(Beginning of Material supplied)

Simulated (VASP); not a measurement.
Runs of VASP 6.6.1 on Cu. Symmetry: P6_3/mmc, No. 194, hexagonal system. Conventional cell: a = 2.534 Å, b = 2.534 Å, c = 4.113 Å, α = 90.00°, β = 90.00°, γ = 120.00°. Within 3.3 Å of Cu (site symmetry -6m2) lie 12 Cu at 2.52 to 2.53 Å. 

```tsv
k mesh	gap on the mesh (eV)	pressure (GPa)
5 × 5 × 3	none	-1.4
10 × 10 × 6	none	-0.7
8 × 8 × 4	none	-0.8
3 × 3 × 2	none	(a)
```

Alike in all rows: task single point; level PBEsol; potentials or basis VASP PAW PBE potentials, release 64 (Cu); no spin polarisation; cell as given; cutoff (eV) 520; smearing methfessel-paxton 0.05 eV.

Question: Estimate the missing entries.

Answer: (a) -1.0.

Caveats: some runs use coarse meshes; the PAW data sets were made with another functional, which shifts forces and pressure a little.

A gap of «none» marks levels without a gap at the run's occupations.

(End of Material supplied)

#### [Requirement]
Please print exactly what appears from the first line of the data through the line with "Caveats: some runs", including both of those lines and nothing past them.

#### [Written reply]
Simulated (VASP); not a measurement.
Runs of VASP 6.6.1 on Cu. Symmetry: P6_3/mmc, No. 194, hexagonal system. Conventional cell: a = 2.534 Å, b = 2.534 Å, c = 4.113 Å, α = 90.00°, β = 90.00°, γ = 120.00°. Within 3.3 Å of Cu (site symmetry -6m2) lie 12 Cu at 2.52 to 2.53 Å. 

```tsv
k mesh	gap on the mesh (eV)	pressure (GPa)
5 × 5 × 3	none	-1.4
10 × 10 × 6	none	-0.7
8 × 8 × 4	none	-0.8
3 × 3 × 2	none	(a)
```

Alike in all rows: task single point; level PBEsol; potentials or basis VASP PAW PBE potentials, release 64 (Cu); no spin polarisation; cell as given; cutoff (eV) 520; smearing methfessel-paxton 0.05 eV.

Question: Estimate the missing entries.

Answer: (a) -1.0.

Caveats: some runs use coarse meshes; the PAW data sets were made with another functional, which shifts forces and pressure a little.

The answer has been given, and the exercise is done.